[TASK ITEM] Every line of the data below is to be written out again exactly.

[INFORMATION]
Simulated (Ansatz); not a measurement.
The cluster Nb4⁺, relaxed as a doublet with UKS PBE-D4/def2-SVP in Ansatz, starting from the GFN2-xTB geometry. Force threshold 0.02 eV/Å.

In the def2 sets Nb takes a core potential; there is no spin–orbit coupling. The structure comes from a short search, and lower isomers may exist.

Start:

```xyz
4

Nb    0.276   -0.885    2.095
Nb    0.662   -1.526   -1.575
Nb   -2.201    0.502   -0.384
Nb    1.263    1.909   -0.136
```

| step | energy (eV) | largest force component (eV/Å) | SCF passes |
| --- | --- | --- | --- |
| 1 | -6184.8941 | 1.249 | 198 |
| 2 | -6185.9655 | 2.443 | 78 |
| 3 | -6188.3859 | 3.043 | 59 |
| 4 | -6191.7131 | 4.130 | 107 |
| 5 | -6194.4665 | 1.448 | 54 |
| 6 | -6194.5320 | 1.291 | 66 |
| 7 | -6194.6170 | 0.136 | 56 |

[TASK ANSWER]
Simulated (Ansatz); not a measurement.
The cluster Nb4⁺, relaxed as a doublet with UKS PBE-D4/def2-SVP in Ansatz, starting from the GFN2-xTB geometry. Force threshold 0.02 eV/Å.

In the def2 sets Nb takes a core potential; there is no spin–orbit coupling. The structure comes from a short search, and lower isomers may exist.

Start:

```xyz
4

Nb    0.276   -0.885    2.095
Nb    0.662   -1.526   -1.575
Nb   -2.201    0.502   -0.384
Nb    1.263    1.909   -0.136
```

| step | energy (eV) | largest force component (eV/Å) | SCF passes |
| --- | --- | --- | --- |
| 1 | -6184.8941 | 1.249 | 198 |
| 2 | -6185.9655 | 2.443 | 78 |
| 3 | -6188.3859 | 3.043 | 59 |
| 4 | -6191.7131 | 4.130 | 107 |
| 5 | -6194.4665 | 1.448 | 54 |
| 6 | -6194.5320 | 1.291 | 66 |
| 7 | -6194.6170 | 0.136 | 56 |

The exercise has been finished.